REQUIRED ACTION | Please write out all of the entries without altering anything.

● ● ● ● ● ● ●

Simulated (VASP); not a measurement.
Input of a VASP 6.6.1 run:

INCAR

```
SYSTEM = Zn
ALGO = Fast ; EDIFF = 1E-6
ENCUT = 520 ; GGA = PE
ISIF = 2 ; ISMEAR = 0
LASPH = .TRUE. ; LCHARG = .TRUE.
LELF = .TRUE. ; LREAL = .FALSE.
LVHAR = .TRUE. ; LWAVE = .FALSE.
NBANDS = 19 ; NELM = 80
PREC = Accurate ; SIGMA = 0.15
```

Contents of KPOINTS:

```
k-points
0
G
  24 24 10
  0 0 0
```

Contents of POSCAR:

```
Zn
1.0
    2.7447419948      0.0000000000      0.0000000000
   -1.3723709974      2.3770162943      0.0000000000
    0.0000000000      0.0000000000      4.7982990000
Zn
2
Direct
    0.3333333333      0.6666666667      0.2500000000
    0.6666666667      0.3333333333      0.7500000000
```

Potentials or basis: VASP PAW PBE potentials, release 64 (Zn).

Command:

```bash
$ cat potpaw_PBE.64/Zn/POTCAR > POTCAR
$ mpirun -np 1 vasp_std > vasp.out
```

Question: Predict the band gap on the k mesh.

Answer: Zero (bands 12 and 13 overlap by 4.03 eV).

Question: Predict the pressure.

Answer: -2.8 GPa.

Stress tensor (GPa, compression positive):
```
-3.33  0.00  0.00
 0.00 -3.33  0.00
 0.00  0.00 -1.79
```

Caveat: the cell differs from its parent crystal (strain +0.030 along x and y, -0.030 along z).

● ● ● ● ● ● ●

TASK OUTPUT |
Simulated (VASP); not a measurement.
Input of a VASP 6.6.1 run:

INCAR

```
SYSTEM = Zn
ALGO = Fast ; EDIFF = 1E-6
ENCUT = 520 ; GGA = PE
ISIF = 2 ; ISMEAR = 0
LASPH = .TRUE. ; LCHARG = .TRUE.
LELF = .TRUE. ; LREAL = .FALSE.
LVHAR = .TRUE. ; LWAVE = .FALSE.
NBANDS = 19 ; NELM = 80
PREC = Accurate ; SIGMA = 0.15
```

Contents of KPOINTS:

```
k-points
0
G
  24 24 10
  0 0 0
```

Contents of POSCAR:

```
Zn
1.0
    2.7447419948      0.0000000000      0.0000000000
   -1.3723709974      2.3770162943      0.0000000000
    0.0000000000      0.0000000000      4.7982990000
Zn
2
Direct
    0.3333333333      0.6666666667      0.2500000000
    0.6666666667      0.3333333333      0.7500000000
```

Potentials or basis: VASP PAW PBE potentials, release 64 (Zn).

Command:

```bash
$ cat potpaw_PBE.64/Zn/POTCAR > POTCAR
$ mpirun -np 1 vasp_std > vasp.out
```

Question: Predict the band gap on the k mesh.

Answer: Zero (bands 12 and 13 overlap by 4.03 eV).

Question: Predict the pressure.

Answer: -2.8 GPa.

Stress tensor (GPa, compression positive):
```
-3.33  0.00  0.00
 0.00 -3.33  0.00
 0.00  0.00 -1.79
```

Caveat: the cell differs from its parent crystal (strain +0.030 along x and y, -0.030 along z).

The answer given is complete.